======== Supplied material
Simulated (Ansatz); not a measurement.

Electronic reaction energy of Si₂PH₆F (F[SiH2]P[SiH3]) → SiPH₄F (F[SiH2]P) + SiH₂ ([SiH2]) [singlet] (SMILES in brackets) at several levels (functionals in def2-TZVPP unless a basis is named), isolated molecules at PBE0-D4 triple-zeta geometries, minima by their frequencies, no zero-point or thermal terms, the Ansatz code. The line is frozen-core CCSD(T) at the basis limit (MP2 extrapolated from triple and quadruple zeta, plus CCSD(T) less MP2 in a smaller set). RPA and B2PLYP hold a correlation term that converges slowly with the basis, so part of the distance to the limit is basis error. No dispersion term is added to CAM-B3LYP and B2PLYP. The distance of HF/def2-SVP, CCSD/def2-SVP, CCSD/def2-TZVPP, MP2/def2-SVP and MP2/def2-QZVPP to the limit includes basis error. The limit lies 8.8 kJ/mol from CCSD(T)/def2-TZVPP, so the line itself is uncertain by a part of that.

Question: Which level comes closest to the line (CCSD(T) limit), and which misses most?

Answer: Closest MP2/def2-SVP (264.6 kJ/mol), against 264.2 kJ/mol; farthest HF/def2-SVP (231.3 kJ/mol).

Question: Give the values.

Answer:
================

**Work task**.
Extract the complete listing above, reproducing each line exactly.

**Response**.
Simulated (Ansatz); not a measurement.

Electronic reaction energy of Si₂PH₆F (F[SiH2]P[SiH3]) → SiPH₄F (F[SiH2]P) + SiH₂ ([SiH2]) [singlet] (SMILES in brackets) at several levels (functionals in def2-TZVPP unless a basis is named), isolated molecules at PBE0-D4 triple-zeta geometries, minima by their frequencies, no zero-point or thermal terms, the Ansatz code. The line is frozen-core CCSD(T) at the basis limit (MP2 extrapolated from triple and quadruple zeta, plus CCSD(T) less MP2 in a smaller set). RPA and B2PLYP hold a correlation term that converges slowly with the basis, so part of the distance to the limit is basis error. No dispersion term is added to CAM-B3LYP and B2PLYP. The distance of HF/def2-SVP, CCSD/def2-SVP, CCSD/def2-TZVPP, MP2/def2-SVP and MP2/def2-QZVPP to the limit includes basis error. The limit lies 8.8 kJ/mol from CCSD(T)/def2-TZVPP, so the line itself is uncertain by a part of that.

Question: Which level comes closest to the line (CCSD(T) limit), and which misses most?

Answer: Closest MP2/def2-SVP (264.6 kJ/mol), against 264.2 kJ/mol; farthest HF/def2-SVP (231.3 kJ/mol).

Question: Give the values.

Answer:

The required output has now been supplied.